ASSIGNMENT:
Stop after the line that contains "Calculation: r²SCAN+rVV10 in"; until then, restate each line of the entries word for word from the very first.

###
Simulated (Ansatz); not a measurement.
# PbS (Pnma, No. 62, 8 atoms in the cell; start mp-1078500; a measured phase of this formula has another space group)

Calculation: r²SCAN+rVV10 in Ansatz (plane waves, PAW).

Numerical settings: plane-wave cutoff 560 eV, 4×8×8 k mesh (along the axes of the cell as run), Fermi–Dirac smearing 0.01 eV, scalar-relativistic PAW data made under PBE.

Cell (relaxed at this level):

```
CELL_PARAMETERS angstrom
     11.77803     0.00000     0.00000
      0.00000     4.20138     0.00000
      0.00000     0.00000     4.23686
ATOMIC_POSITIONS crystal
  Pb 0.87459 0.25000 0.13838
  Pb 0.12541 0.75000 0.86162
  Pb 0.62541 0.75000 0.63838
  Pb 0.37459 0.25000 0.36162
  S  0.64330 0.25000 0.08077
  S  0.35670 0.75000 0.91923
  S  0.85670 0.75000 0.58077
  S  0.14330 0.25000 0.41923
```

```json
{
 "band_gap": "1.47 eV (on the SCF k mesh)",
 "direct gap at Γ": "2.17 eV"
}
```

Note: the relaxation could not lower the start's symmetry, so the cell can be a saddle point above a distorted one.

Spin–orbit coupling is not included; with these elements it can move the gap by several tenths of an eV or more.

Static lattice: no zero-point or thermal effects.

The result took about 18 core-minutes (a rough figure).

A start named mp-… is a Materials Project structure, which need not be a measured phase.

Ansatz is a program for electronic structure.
###

EXERCISE RESPONSE:
Simulated (Ansatz); not a measurement.
# PbS (Pnma, No. 62, 8 atoms in the cell; start mp-1078500; a measured phase of this formula has another space group)

Calculation: r²SCAN+rVV10 in Ansatz (plane waves, PAW).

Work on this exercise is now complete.